▬▬▬▬▬▬▬▬▬▬
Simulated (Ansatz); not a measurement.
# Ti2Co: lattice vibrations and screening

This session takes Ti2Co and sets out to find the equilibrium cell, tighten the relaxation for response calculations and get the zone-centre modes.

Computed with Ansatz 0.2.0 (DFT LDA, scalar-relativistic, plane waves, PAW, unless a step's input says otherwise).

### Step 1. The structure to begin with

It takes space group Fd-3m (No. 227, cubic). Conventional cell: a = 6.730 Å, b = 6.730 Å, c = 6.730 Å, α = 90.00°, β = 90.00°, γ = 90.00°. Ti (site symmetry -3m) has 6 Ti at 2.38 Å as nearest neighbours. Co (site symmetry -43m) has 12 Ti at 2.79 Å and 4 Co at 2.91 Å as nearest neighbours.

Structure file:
▬▬▬▬▬▬▬▬▬▬

Action item: Only the lines from the first line of the records through the line with "This session takes" should be reproduced, exactly and with nothing added.

Problem solution:
Simulated (Ansatz); not a measurement.
# Ti2Co: lattice vibrations and screening

This session takes Ti2Co and sets out to find the equilibrium cell, tighten the relaxation for response calculations and get the zone-centre modes.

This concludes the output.